__Recorded information__.
+ + + + +

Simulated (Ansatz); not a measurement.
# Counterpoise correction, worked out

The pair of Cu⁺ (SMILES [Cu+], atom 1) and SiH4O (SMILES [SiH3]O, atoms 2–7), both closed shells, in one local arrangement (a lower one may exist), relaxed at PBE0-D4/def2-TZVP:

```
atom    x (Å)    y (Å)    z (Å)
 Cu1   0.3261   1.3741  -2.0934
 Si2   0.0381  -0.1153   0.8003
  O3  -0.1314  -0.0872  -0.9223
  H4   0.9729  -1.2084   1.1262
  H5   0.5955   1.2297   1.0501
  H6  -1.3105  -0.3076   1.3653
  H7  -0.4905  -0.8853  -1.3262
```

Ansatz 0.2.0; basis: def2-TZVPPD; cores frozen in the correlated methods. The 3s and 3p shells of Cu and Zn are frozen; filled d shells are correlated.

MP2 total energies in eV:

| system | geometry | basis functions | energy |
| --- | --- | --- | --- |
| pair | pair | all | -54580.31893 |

+ + + + +

__Assignment__. Transcribe the records exactly as given.

__Solution__.
Simulated (Ansatz); not a measurement.
# Counterpoise correction, worked out

The pair of Cu⁺ (SMILES [Cu+], atom 1) and SiH4O (SMILES [SiH3]O, atoms 2–7), both closed shells, in one local arrangement (a lower one may exist), relaxed at PBE0-D4/def2-TZVP:

```
atom    x (Å)    y (Å)    z (Å)
 Cu1   0.3261   1.3741  -2.0934
 Si2   0.0381  -0.1153   0.8003
  O3  -0.1314  -0.0872  -0.9223
  H4   0.9729  -1.2084   1.1262
  H5   0.5955   1.2297   1.0501
  H6  -1.3105  -0.3076   1.3653
  H7  -0.4905  -0.8853  -1.3262
```

Ansatz 0.2.0; basis: def2-TZVPPD; cores frozen in the correlated methods. The 3s and 3p shells of Cu and Zn are frozen; filled d shells are correlated.

MP2 total energies in eV:

| system | geometry | basis functions | energy |
| --- | --- | --- | --- |
| pair | pair | all | -54580.31893 |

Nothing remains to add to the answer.